Data extracts below:
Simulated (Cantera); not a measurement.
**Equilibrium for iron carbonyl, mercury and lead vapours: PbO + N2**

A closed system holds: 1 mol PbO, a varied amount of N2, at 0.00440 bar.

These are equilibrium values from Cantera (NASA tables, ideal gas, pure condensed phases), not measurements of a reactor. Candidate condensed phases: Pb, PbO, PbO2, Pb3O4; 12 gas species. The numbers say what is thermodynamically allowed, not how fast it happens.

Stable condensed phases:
End of Data extracts.

In the data above, find the line that contains "A closed system", then reproduce exactly every line from the first line through that line.

Simulated (Cantera); not a measurement.
**Equilibrium for iron carbonyl, mercury and lead vapours: PbO + N2**

A closed system holds: 1 mol PbO, a varied amount of N2, at 0.00440 bar.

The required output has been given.